• • • • •

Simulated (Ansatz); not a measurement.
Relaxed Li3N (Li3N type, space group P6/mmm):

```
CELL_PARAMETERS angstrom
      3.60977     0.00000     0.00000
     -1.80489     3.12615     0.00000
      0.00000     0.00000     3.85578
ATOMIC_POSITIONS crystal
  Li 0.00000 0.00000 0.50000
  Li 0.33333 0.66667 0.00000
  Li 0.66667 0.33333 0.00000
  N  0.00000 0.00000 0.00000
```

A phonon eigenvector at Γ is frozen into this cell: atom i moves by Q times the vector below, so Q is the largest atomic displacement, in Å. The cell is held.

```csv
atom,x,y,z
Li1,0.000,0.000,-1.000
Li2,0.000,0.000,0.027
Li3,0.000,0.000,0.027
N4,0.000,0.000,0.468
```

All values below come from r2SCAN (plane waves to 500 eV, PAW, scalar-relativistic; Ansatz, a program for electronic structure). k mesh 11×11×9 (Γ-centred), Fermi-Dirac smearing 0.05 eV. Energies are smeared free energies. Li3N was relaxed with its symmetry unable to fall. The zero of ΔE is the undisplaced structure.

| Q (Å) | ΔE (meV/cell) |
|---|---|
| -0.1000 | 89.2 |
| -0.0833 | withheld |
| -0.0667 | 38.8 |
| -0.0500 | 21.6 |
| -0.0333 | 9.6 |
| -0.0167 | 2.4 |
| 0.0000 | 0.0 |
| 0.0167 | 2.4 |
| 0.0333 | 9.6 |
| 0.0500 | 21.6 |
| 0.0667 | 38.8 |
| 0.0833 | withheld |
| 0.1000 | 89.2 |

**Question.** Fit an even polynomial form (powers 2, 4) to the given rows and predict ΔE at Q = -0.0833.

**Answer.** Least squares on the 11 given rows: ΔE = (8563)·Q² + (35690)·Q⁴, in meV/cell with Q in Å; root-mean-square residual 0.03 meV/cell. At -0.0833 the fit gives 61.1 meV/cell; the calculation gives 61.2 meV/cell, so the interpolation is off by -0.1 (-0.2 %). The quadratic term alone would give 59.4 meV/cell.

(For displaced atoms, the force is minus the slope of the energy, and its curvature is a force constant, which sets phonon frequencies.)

• • • • •

## Work request:
Starting at the line that has "-0.0500 | 21.6 |" and ending at the line that has "give 59.4 meV/cell.", please write out the lines above exactly, leaving out all others.

## Answer section:
| -0.0500 | 21.6 |
| -0.0333 | 9.6 |
| -0.0167 | 2.4 |
| 0.0000 | 0.0 |
| 0.0167 | 2.4 |
| 0.0333 | 9.6 |
| 0.0500 | 21.6 |
| 0.0667 | 38.8 |
| 0.0833 | withheld |
| 0.1000 | 89.2 |

**Question.** Fit an even polynomial form (powers 2, 4) to the given rows and predict ΔE at Q = -0.0833.

**Answer.** Least squares on the 11 given rows: ΔE = (8563)·Q² + (35690)·Q⁴, in meV/cell with Q in Å; root-mean-square residual 0.03 meV/cell. At -0.0833 the fit gives 61.1 meV/cell; the calculation gives 61.2 meV/cell, so the interpolation is off by -0.1 (-0.2 %). The quadratic term alone would give 59.4 meV/cell.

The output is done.